- Assignment -
Output all records below verbatim.

**** Record set
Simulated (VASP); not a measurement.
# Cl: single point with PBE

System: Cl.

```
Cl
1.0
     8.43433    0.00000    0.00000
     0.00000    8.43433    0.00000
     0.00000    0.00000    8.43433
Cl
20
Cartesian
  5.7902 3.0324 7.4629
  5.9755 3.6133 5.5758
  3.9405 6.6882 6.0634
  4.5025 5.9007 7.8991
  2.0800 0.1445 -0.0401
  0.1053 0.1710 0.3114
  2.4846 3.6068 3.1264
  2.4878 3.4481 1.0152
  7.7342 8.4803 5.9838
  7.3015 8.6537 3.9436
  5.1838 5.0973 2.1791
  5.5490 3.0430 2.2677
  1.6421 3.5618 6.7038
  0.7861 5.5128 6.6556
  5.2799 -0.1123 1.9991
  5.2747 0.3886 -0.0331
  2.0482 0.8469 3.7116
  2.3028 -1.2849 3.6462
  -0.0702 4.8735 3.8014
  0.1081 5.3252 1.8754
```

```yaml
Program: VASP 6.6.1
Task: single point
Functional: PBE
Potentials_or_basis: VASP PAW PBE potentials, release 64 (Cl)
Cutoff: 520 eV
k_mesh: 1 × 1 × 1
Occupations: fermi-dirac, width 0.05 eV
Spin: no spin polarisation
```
********

- Answer section -
Simulated (VASP); not a measurement.
# Cl: single point with PBE

System: Cl.

```
Cl
1.0
     8.43433    0.00000    0.00000
     0.00000    8.43433    0.00000
     0.00000    0.00000    8.43433
Cl
20
Cartesian
  5.7902 3.0324 7.4629
  5.9755 3.6133 5.5758
  3.9405 6.6882 6.0634
  4.5025 5.9007 7.8991
  2.0800 0.1445 -0.0401
  0.1053 0.1710 0.3114
  2.4846 3.6068 3.1264
  2.4878 3.4481 1.0152
  7.7342 8.4803 5.9838
  7.3015 8.6537 3.9436
  5.1838 5.0973 2.1791
  5.5490 3.0430 2.2677
  1.6421 3.5618 6.7038
  0.7861 5.5128 6.6556
  5.2799 -0.1123 1.9991
  5.2747 0.3886 -0.0331
  2.0482 0.8469 3.7116
  2.3028 -1.2849 3.6462
  -0.0702 4.8735 3.8014
  0.1081 5.3252 1.8754
```

```yaml
Program: VASP 6.6.1
Task: single point
Functional: PBE
Potentials_or_basis: VASP PAW PBE potentials, release 64 (Cl)
Cutoff: 520 eV
k_mesh: 1 × 1 × 1
Occupations: fermi-dirac, width 0.05 eV
Spin: no spin polarisation
```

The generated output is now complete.